*Data shown*:
┏━━

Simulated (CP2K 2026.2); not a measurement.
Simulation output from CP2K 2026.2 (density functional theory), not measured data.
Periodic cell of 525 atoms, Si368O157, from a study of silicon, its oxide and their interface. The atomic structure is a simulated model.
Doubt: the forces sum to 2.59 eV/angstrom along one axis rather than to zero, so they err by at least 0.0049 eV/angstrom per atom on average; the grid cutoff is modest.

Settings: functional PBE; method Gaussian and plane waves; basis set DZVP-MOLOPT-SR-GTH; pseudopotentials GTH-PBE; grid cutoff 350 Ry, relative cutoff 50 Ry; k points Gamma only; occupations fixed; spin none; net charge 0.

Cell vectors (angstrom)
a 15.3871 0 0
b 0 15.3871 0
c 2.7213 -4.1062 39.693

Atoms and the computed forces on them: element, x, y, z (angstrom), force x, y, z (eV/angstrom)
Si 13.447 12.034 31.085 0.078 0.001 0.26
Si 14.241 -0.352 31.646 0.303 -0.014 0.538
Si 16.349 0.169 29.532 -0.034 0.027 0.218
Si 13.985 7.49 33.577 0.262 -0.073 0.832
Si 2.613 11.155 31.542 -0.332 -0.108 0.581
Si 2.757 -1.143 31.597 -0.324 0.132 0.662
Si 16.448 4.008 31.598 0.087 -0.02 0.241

┗━━

*Brief*: Repeat, character for character, the lines of the material above from the line with "Si 13.447 12.034 31.085 0.078 0.001 0.26" through the line with "Si 2.757 -1.143 31.597 -0.324 0.132 0.662".

*Exercise output*:
Si 13.447 12.034 31.085 0.078 0.001 0.26
Si 14.241 -0.352 31.646 0.303 -0.014 0.538
Si 16.349 0.169 29.532 -0.034 0.027 0.218
Si 13.985 7.49 33.577 0.262 -0.073 0.832
Si 2.613 11.155 31.542 -0.332 -0.108 0.581
Si 2.757 -1.143 31.597 -0.324 0.132 0.662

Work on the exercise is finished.